**Activity:** In the listing below, start your output at the line with "1.6748 | -0.1104 |" and end it after the line with "-0.5495 | 0.4723 |", copying every line exactly.

**Data for review:**
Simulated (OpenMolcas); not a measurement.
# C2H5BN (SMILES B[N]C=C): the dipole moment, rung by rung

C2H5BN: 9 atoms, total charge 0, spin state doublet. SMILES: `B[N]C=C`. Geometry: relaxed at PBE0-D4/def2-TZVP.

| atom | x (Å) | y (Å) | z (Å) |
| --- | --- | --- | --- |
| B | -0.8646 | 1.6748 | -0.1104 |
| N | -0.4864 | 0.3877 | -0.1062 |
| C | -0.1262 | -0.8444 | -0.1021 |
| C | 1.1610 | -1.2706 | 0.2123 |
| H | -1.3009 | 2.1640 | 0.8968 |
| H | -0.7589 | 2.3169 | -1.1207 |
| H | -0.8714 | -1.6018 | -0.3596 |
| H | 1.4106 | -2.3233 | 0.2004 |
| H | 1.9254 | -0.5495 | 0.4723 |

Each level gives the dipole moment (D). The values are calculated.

**Worked solution:**
| B | -0.8646 | 1.6748 | -0.1104 |
| N | -0.4864 | 0.3877 | -0.1062 |
| C | -0.1262 | -0.8444 | -0.1021 |
| C | 1.1610 | -1.2706 | 0.2123 |
| H | -1.3009 | 2.1640 | 0.8968 |
| H | -0.7589 | 2.3169 | -1.1207 |
| H | -0.8714 | -1.6018 | -0.3596 |
| H | 1.4106 | -2.3233 | 0.2004 |
| H | 1.9254 | -0.5495 | 0.4723 |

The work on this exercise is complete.